_Data excerpts_
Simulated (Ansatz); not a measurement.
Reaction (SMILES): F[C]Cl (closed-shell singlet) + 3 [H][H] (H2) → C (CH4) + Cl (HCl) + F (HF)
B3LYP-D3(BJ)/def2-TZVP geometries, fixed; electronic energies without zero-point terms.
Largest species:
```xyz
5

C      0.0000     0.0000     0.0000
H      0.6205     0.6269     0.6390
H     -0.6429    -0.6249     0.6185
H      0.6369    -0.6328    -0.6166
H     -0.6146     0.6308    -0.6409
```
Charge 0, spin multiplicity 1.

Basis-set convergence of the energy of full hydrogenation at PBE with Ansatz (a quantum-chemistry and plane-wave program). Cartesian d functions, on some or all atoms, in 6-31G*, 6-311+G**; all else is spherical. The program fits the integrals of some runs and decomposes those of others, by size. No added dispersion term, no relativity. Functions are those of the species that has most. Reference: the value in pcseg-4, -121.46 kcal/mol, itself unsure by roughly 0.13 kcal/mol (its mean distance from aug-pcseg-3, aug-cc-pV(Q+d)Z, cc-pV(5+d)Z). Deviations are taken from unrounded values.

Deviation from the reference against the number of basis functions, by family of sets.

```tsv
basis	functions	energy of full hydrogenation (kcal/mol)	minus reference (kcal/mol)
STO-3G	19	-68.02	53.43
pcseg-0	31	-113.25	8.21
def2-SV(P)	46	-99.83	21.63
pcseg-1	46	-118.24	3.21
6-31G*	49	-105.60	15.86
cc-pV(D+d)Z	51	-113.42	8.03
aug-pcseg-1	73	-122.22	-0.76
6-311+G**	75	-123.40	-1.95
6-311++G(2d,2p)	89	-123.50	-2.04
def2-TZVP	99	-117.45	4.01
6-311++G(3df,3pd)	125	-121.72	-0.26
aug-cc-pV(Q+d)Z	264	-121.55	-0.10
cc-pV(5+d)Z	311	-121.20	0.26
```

_Requirement_
Above are the entries. Output exactly the lines beginning with the line that has "B3LYP-D3(BJ)/def2-TZVP geometries, fixed;" and ending with the line that has "Charge 0, spin multiplicity 1.".

_Answer space_
B3LYP-D3(BJ)/def2-TZVP geometries, fixed; electronic energies without zero-point terms.
Largest species:
```xyz
5

C      0.0000     0.0000     0.0000
H      0.6205     0.6269     0.6390
H     -0.6429    -0.6249     0.6185
H      0.6369    -0.6328    -0.6166
H     -0.6146     0.6308    -0.6409
```
Charge 0, spin multiplicity 1.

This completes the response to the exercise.